### RAW DATA

++++++++

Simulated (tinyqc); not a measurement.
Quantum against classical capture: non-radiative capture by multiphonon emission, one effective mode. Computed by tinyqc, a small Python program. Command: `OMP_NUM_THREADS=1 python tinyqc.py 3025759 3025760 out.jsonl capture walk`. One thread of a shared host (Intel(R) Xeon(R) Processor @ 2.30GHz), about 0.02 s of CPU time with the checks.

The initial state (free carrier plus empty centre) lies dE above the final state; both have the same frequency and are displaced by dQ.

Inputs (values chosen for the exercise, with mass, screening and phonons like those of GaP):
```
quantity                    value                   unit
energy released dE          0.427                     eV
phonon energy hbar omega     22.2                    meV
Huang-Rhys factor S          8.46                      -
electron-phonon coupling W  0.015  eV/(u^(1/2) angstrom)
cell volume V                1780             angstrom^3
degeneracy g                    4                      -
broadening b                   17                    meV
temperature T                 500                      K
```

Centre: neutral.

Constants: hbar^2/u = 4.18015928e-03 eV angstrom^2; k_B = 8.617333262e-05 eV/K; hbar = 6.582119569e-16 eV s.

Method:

++++++++

### ASSIGNMENT
Give the lines again, exactly as they stand, from the beginning of the data through the line with "Constants: hbar^2/u = 4.18015928e-03".

### TASK OUTPUT
Simulated (tinyqc); not a measurement.
Quantum against classical capture: non-radiative capture by multiphonon emission, one effective mode. Computed by tinyqc, a small Python program. Command: `OMP_NUM_THREADS=1 python tinyqc.py 3025759 3025760 out.jsonl capture walk`. One thread of a shared host (Intel(R) Xeon(R) Processor @ 2.30GHz), about 0.02 s of CPU time with the checks.

The initial state (free carrier plus empty centre) lies dE above the final state; both have the same frequency and are displaced by dQ.

Inputs (values chosen for the exercise, with mass, screening and phonons like those of GaP):
```
quantity                    value                   unit
energy released dE          0.427                     eV
phonon energy hbar omega     22.2                    meV
Huang-Rhys factor S          8.46                      -
electron-phonon coupling W  0.015  eV/(u^(1/2) angstrom)
cell volume V                1780             angstrom^3
degeneracy g                    4                      -
broadening b                   17                    meV
temperature T                 500                      K
```

Centre: neutral.

Constants: hbar^2/u = 4.18015928e-03 eV angstrom^2; k_B = 8.617333262e-05 eV/K; hbar = 6.582119569e-16 eV s.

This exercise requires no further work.